= Work request =
The expected output is every line below, reproduced exactly.

________________

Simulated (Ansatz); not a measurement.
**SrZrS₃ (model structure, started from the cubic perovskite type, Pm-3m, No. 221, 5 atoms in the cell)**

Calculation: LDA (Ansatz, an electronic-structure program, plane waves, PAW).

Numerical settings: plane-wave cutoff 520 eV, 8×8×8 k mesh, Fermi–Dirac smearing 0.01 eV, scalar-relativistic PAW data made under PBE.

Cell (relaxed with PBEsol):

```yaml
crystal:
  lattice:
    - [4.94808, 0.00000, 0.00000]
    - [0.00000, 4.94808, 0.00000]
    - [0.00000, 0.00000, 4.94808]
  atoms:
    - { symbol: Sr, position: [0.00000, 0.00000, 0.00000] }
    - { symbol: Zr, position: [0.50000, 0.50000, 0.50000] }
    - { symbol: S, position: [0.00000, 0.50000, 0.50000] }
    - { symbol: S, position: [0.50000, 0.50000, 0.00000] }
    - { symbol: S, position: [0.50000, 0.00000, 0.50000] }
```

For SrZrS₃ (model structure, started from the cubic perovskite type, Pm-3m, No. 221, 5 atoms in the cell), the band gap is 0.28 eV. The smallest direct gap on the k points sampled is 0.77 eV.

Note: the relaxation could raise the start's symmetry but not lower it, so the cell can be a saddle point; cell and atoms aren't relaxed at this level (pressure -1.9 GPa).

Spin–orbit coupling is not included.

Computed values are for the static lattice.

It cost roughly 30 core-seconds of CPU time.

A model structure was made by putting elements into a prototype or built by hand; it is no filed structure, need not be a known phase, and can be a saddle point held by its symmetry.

________________

= Your response =
Simulated (Ansatz); not a measurement.
**SrZrS₃ (model structure, started from the cubic perovskite type, Pm-3m, No. 221, 5 atoms in the cell)**

Calculation: LDA (Ansatz, an electronic-structure program, plane waves, PAW).

Numerical settings: plane-wave cutoff 520 eV, 8×8×8 k mesh, Fermi–Dirac smearing 0.01 eV, scalar-relativistic PAW data made under PBE.

Cell (relaxed with PBEsol):

```yaml
crystal:
  lattice:
    - [4.94808, 0.00000, 0.00000]
    - [0.00000, 4.94808, 0.00000]
    - [0.00000, 0.00000, 4.94808]
  atoms:
    - { symbol: Sr, position: [0.00000, 0.00000, 0.00000] }
    - { symbol: Zr, position: [0.50000, 0.50000, 0.50000] }
    - { symbol: S, position: [0.00000, 0.50000, 0.50000] }
    - { symbol: S, position: [0.50000, 0.50000, 0.00000] }
    - { symbol: S, position: [0.50000, 0.00000, 0.50000] }
```

For SrZrS₃ (model structure, started from the cubic perovskite type, Pm-3m, No. 221, 5 atoms in the cell), the band gap is 0.28 eV. The smallest direct gap on the k points sampled is 0.77 eV.

Note: the relaxation could raise the start's symmetry but not lower it, so the cell can be a saddle point; cell and atoms aren't relaxed at this level (pressure -1.9 GPa).

Spin–orbit coupling is not included.

Computed values are for the static lattice.

It cost roughly 30 core-seconds of CPU time.

A model structure was made by putting elements into a prototype or built by hand; it is no filed structure, need not be a known phase, and can be a saddle point held by its symmetry.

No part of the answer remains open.